SUPPLIED RECORDS -
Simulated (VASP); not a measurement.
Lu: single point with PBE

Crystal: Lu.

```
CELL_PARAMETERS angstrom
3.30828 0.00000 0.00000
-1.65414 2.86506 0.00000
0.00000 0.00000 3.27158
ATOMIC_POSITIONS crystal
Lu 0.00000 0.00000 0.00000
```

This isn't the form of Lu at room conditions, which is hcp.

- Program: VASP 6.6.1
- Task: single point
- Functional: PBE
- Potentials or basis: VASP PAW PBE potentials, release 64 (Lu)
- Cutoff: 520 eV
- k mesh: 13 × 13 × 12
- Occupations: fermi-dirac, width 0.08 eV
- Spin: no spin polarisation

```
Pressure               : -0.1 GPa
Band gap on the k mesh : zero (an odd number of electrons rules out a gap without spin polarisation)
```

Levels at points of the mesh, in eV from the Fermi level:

WORK INSTRUCTION -
Word for word, every record must be given again.

RESPONSE BOX -
Simulated (VASP); not a measurement.
Lu: single point with PBE

Crystal: Lu.

```
CELL_PARAMETERS angstrom
3.30828 0.00000 0.00000
-1.65414 2.86506 0.00000
0.00000 0.00000 3.27158
ATOMIC_POSITIONS crystal
Lu 0.00000 0.00000 0.00000
```

This isn't the form of Lu at room conditions, which is hcp.

- Program: VASP 6.6.1
- Task: single point
- Functional: PBE
- Potentials or basis: VASP PAW PBE potentials, release 64 (Lu)
- Cutoff: 520 eV
- k mesh: 13 × 13 × 12
- Occupations: fermi-dirac, width 0.08 eV
- Spin: no spin polarisation

```
Pressure               : -0.1 GPa
Band gap on the k mesh : zero (an odd number of electrons rules out a gap without spin polarisation)
```

Levels at points of the mesh, in eV from the Fermi level:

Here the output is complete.